* **Activity**:
In the material below, find the line with "The species is" and the line with "## (2) The energy at UCCSD(T)/cc-pVTZ", then output those two lines and every line between them, exactly.

┌──

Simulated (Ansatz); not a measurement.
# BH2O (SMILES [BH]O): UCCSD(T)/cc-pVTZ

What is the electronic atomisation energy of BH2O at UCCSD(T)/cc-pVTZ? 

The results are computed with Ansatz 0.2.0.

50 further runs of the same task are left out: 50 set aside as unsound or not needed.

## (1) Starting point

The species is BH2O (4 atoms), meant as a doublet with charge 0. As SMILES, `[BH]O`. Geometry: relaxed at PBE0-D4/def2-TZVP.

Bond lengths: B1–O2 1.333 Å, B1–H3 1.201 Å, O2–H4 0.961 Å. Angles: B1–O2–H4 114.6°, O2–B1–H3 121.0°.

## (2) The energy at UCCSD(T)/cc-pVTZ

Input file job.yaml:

└──

* **Exercise response**:
The species is BH2O (4 atoms), meant as a doublet with charge 0. As SMILES, `[BH]O`. Geometry: relaxed at PBE0-D4/def2-TZVP.

Bond lengths: B1–O2 1.333 Å, B1–H3 1.201 Å, O2–H4 0.961 Å. Angles: B1–O2–H4 114.6°, O2–B1–H3 121.0°.

## (2) The energy at UCCSD(T)/cc-pVTZ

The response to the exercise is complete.